** Opening Supplied data block **
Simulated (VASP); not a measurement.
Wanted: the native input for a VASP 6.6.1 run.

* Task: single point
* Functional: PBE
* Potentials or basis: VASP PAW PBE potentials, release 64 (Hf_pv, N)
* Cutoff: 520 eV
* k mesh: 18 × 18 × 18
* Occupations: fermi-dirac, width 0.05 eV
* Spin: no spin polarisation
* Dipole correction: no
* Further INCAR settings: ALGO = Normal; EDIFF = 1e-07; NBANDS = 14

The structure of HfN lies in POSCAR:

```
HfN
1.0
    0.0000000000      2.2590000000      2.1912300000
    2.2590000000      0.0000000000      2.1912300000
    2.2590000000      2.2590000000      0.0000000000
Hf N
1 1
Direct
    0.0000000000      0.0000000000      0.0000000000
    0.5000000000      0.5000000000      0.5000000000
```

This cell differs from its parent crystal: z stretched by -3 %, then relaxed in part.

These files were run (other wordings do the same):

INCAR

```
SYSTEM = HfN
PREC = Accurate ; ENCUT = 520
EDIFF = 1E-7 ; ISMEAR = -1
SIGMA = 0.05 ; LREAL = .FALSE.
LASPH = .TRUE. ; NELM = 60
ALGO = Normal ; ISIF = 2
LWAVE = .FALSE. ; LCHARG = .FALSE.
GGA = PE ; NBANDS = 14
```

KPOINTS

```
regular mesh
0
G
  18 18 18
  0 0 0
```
** Closing Supplied data block **

* **Activity**
Give the lines again, exactly as they stand, from the beginning of the data through the line with "18 × 18 × 18".

* **Task response**
Simulated (VASP); not a measurement.
Wanted: the native input for a VASP 6.6.1 run.

* Task: single point
* Functional: PBE
* Potentials or basis: VASP PAW PBE potentials, release 64 (Hf_pv, N)
* Cutoff: 520 eV
* k mesh: 18 × 18 × 18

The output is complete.